◆ ◆ ◆ ◆ ◆ ◆ ◆

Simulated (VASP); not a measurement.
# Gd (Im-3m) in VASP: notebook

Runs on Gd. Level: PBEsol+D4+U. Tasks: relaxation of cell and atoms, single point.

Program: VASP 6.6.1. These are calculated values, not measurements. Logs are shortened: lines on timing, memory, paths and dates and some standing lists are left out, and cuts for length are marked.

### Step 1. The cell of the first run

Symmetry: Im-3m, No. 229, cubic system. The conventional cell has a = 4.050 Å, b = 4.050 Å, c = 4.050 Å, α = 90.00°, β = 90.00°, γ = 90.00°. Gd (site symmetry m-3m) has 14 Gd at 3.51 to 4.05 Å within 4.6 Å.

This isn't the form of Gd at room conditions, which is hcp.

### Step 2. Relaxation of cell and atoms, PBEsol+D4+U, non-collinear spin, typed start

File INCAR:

◆ ◆ ◆ ◆ ◆ ◆ ◆

§ **ASSIGNMENT**
From the first line of the material above down to the line with "Symmetry: Im-3m, No.", output each line exactly; include both of those lines and add no others.

§ **WRITTEN ANSWER**
Simulated (VASP); not a measurement.
# Gd (Im-3m) in VASP: notebook

Runs on Gd. Level: PBEsol+D4+U. Tasks: relaxation of cell and atoms, single point.

Program: VASP 6.6.1. These are calculated values, not measurements. Logs are shortened: lines on timing, memory, paths and dates and some standing lists are left out, and cuts for length are marked.

### Step 1. The cell of the first run

Symmetry: Im-3m, No. 229, cubic system. The conventional cell has a = 4.050 Å, b = 4.050 Å, c = 4.050 Å, α = 90.00°, β = 90.00°, γ = 90.00°. Gd (site symmetry m-3m) has 14 Gd at 3.51 to 4.05 Å within 4.6 Å.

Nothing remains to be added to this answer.